Since only part of the material below is wanted, output exactly the lines from the one with "Computed geometry: GFN2-xTB, gas phase." up to and including the one with "Point group: Cs".

Supplied entries Block Start

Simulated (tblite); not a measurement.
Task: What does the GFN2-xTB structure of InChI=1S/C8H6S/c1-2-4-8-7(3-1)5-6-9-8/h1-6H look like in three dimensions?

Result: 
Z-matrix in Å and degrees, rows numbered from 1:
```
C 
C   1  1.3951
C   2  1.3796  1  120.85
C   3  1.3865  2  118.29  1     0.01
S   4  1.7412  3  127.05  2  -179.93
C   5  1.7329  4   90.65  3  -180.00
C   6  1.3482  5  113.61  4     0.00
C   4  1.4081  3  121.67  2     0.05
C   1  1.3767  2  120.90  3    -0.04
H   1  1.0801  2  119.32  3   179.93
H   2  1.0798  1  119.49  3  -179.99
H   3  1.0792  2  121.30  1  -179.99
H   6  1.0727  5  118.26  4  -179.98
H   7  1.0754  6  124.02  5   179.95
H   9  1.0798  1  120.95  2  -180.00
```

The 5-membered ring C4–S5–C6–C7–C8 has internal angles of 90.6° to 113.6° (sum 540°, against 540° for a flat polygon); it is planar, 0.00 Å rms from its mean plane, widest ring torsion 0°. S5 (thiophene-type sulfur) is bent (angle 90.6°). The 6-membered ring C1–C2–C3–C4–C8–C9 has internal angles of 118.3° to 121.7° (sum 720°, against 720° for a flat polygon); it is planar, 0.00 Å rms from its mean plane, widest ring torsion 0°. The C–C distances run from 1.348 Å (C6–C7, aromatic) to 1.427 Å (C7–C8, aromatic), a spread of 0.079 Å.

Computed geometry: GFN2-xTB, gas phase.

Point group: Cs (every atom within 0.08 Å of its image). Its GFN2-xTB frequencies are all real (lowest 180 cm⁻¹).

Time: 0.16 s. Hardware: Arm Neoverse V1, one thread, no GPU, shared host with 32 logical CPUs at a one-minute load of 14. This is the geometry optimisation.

Supplied entries Block End

Problem solution
Computed geometry: GFN2-xTB, gas phase.

Point group: Cs (every atom within 0.08 Å of its image). Its GFN2-xTB frequencies are all real (lowest 180 cm⁻¹).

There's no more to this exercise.